-=-=-=-=-
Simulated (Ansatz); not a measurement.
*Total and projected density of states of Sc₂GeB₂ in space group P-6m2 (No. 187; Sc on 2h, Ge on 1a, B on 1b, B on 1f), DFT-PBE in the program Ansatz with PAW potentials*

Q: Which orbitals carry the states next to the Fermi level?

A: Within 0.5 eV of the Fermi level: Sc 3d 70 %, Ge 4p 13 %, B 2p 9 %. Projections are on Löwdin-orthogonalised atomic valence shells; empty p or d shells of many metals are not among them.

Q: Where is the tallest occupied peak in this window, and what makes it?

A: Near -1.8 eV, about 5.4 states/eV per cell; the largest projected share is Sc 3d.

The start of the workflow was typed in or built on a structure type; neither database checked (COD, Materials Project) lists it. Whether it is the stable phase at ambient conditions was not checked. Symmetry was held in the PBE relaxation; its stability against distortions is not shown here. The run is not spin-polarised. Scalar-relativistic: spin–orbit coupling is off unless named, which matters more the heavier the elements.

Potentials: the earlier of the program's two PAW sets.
-=-=-=-=-

● Requirement
Retype every line up to and including the one that contains "Q: Which orbitals", beginning at the first line of the records, with no edits.

● Exercise output
Simulated (Ansatz); not a measurement.
*Total and projected density of states of Sc₂GeB₂ in space group P-6m2 (No. 187; Sc on 2h, Ge on 1a, B on 1b, B on 1f), DFT-PBE in the program Ansatz with PAW potentials*

Q: Which orbitals carry the states next to the Fermi level?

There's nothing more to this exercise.